For the records that follow, please set down exactly the lines between the one holding "- Energies are" and the one holding "Drawn: a smooth", inclusive, and only those.

============

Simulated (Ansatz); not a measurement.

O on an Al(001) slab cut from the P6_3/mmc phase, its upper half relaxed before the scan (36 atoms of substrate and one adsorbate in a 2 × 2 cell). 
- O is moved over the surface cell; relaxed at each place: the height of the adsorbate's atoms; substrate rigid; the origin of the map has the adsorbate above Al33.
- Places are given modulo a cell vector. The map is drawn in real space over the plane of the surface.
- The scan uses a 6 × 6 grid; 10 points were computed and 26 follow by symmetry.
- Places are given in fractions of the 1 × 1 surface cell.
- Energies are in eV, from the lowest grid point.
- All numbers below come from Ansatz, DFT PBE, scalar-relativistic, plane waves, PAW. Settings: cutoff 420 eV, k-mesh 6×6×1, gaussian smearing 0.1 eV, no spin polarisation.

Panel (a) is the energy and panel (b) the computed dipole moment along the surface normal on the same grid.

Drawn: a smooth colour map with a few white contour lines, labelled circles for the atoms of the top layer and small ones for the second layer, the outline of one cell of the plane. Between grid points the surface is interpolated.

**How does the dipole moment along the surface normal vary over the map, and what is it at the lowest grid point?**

============

_TASK RESULT_
- Energies are in eV, from the lowest grid point.
- All numbers below come from Ansatz, DFT PBE, scalar-relativistic, plane waves, PAW. Settings: cutoff 420 eV, k-mesh 6×6×1, gaussian smearing 0.1 eV, no spin polarisation.

Panel (a) is the energy and panel (b) the computed dipole moment along the surface normal on the same grid.

Drawn: a smooth colour map with a few white contour lines, labelled circles for the atoms of the top layer and small ones for the second layer, the outline of one cell of the plane. Between grid points the surface is interpolated.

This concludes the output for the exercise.